* * * * * * *

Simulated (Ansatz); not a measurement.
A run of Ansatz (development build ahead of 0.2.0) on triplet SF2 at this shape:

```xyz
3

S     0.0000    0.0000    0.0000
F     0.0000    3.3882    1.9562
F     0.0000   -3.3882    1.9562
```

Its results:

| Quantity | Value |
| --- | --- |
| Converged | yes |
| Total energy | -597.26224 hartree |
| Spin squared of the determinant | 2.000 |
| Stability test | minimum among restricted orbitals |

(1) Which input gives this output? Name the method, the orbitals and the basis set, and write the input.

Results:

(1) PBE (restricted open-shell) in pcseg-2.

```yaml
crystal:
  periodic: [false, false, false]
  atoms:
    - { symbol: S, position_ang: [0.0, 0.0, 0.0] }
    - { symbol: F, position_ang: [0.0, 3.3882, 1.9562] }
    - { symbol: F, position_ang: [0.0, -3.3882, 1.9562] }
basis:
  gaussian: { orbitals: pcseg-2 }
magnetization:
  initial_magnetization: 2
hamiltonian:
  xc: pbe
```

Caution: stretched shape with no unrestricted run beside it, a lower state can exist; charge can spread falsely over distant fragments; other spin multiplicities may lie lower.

* * * * * * *

--- Exercise ---
Your response needs to restate the lines above exactly.

--- Expected answer ---
Simulated (Ansatz); not a measurement.
A run of Ansatz (development build ahead of 0.2.0) on triplet SF2 at this shape:

```xyz
3

S     0.0000    0.0000    0.0000
F     0.0000    3.3882    1.9562
F     0.0000   -3.3882    1.9562
```

Its results:

| Quantity | Value |
| --- | --- |
| Converged | yes |
| Total energy | -597.26224 hartree |
| Spin squared of the determinant | 2.000 |
| Stability test | minimum among restricted orbitals |

(1) Which input gives this output? Name the method, the orbitals and the basis set, and write the input.

Results:

(1) PBE (restricted open-shell) in pcseg-2.

```yaml
crystal:
  periodic: [false, false, false]
  atoms:
    - { symbol: S, position_ang: [0.0, 0.0, 0.0] }
    - { symbol: F, position_ang: [0.0, 3.3882, 1.9562] }
    - { symbol: F, position_ang: [0.0, -3.3882, 1.9562] }
basis:
  gaussian: { orbitals: pcseg-2 }
magnetization:
  initial_magnetization: 2
hamiltonian:
  xc: pbe
```

Caution: stretched shape with no unrestricted run beside it, a lower state can exist; charge can spread falsely over distant fragments; other spin multiplicities may lie lower.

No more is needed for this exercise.